———
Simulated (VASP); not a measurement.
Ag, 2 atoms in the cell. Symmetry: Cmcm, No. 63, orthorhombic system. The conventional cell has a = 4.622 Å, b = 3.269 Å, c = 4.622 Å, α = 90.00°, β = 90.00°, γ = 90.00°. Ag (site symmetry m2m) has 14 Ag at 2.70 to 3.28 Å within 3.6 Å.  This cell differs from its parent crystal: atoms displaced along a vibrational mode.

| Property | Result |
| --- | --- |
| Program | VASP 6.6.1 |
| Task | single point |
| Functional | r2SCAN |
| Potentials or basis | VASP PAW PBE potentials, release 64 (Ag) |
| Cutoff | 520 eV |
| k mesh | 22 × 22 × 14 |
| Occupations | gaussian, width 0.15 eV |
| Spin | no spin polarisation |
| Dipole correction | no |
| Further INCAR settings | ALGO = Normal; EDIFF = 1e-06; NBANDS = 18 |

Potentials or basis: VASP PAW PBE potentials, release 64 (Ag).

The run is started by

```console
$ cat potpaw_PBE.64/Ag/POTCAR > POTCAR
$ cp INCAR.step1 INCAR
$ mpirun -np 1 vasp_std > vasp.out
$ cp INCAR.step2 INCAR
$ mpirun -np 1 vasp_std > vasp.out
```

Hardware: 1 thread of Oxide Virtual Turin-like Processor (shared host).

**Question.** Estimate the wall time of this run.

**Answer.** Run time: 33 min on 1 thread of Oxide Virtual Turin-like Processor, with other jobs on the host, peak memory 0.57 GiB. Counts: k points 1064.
———

# [Required action]
Going back over the entries above, copy word for word every line from the one that has "release 64 (Ag) |" on through the one that has "of this run.".

# [Written response]
| Potentials or basis | VASP PAW PBE potentials, release 64 (Ag) |
| Cutoff | 520 eV |
| k mesh | 22 × 22 × 14 |
| Occupations | gaussian, width 0.15 eV |
| Spin | no spin polarisation |
| Dipole correction | no |
| Further INCAR settings | ALGO = Normal; EDIFF = 1e-06; NBANDS = 18 |

Potentials or basis: VASP PAW PBE potentials, release 64 (Ag).

The run is started by

```console
$ cat potpaw_PBE.64/Ag/POTCAR > POTCAR
$ cp INCAR.step1 INCAR
$ mpirun -np 1 vasp_std > vasp.out
$ cp INCAR.step2 INCAR
$ mpirun -np 1 vasp_std > vasp.out
```

Hardware: 1 thread of Oxide Virtual Turin-like Processor (shared host).

**Question.** Estimate the wall time of this run.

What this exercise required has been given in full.